*Given entries*:
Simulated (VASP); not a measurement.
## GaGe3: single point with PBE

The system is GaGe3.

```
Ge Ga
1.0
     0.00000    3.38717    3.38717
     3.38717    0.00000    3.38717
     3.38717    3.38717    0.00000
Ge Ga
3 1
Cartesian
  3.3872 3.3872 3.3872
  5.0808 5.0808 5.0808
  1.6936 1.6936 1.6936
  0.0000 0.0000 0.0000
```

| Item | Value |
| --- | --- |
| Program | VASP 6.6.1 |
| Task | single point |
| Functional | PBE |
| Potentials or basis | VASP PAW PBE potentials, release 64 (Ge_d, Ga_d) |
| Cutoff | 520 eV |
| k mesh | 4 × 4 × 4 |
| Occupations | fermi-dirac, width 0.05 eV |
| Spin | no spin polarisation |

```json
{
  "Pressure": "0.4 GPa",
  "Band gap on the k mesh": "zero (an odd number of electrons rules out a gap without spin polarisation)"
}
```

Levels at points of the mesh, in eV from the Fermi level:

*Work instruction*:
Please reproduce exactly the lines from the first one of the records above through the line containing "single point |", both included, and nothing else.

*Worked solution*:
Simulated (VASP); not a measurement.
## GaGe3: single point with PBE

The system is GaGe3.

```
Ge Ga
1.0
     0.00000    3.38717    3.38717
     3.38717    0.00000    3.38717
     3.38717    3.38717    0.00000
Ge Ga
3 1
Cartesian
  3.3872 3.3872 3.3872
  5.0808 5.0808 5.0808
  1.6936 1.6936 1.6936
  0.0000 0.0000 0.0000
```

| Item | Value |
| --- | --- |
| Program | VASP 6.6.1 |
| Task | single point |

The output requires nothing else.